> [DATA]:
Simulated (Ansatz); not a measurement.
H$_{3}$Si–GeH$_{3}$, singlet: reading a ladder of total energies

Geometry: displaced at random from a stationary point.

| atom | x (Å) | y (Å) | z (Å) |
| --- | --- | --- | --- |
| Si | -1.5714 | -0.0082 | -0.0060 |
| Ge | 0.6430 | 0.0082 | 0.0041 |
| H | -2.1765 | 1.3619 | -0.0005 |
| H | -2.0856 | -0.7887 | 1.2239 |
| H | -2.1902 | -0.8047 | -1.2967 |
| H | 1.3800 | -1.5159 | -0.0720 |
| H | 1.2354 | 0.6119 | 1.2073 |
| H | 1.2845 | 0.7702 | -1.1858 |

> [WORK REQUEST]: An exact copy of every record is what the answer must contain.

> [TASK RESPONSE]:
Simulated (Ansatz); not a measurement.
H$_{3}$Si–GeH$_{3}$, singlet: reading a ladder of total energies

Geometry: displaced at random from a stationary point.

| atom | x (Å) | y (Å) | z (Å) |
| --- | --- | --- | --- |
| Si | -1.5714 | -0.0082 | -0.0060 |
| Ge | 0.6430 | 0.0082 | 0.0041 |
| H | -2.1765 | 1.3619 | -0.0005 |
| H | -2.0856 | -0.7887 | 1.2239 |
| H | -2.1902 | -0.8047 | -1.2967 |
| H | 1.3800 | -1.5159 | -0.0720 |
| H | 1.2354 | 0.6119 | 1.2073 |
| H | 1.2845 | 0.7702 | -1.1858 |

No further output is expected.